- **Assignment**
In the reply, include exactly the lines of the entries below from the first to the line with "the k mesh.", that line included.

==================================================
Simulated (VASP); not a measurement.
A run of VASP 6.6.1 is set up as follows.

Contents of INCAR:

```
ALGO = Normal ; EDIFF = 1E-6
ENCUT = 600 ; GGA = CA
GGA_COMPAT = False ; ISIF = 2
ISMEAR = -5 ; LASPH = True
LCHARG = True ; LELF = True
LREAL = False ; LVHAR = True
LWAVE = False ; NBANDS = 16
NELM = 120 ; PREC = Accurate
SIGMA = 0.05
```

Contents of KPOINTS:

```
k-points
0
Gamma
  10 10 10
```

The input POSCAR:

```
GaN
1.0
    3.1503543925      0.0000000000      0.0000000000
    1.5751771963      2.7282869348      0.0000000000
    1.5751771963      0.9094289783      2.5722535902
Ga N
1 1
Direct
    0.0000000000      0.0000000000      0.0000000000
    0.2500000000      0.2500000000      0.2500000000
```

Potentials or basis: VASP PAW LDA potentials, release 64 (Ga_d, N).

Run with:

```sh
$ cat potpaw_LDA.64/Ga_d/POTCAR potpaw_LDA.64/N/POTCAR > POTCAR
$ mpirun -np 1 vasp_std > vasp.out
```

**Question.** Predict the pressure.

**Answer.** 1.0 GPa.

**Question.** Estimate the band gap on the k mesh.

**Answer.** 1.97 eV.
==================================================

- **Reply**
Simulated (VASP); not a measurement.
A run of VASP 6.6.1 is set up as follows.

Contents of INCAR:

```
ALGO = Normal ; EDIFF = 1E-6
ENCUT = 600 ; GGA = CA
GGA_COMPAT = False ; ISIF = 2
ISMEAR = -5 ; LASPH = True
LCHARG = True ; LELF = True
LREAL = False ; LVHAR = True
LWAVE = False ; NBANDS = 16
NELM = 120 ; PREC = Accurate
SIGMA = 0.05
```

Contents of KPOINTS:

```
k-points
0
Gamma
  10 10 10
```

The input POSCAR:

```
GaN
1.0
    3.1503543925      0.0000000000      0.0000000000
    1.5751771963      2.7282869348      0.0000000000
    1.5751771963      0.9094289783      2.5722535902
Ga N
1 1
Direct
    0.0000000000      0.0000000000      0.0000000000
    0.2500000000      0.2500000000      0.2500000000
```

Potentials or basis: VASP PAW LDA potentials, release 64 (Ga_d, N).

Run with:

```sh
$ cat potpaw_LDA.64/Ga_d/POTCAR potpaw_LDA.64/N/POTCAR > POTCAR
$ mpirun -np 1 vasp_std > vasp.out
```

**Question.** Predict the pressure.

**Answer.** 1.0 GPa.

**Question.** Estimate the band gap on the k mesh.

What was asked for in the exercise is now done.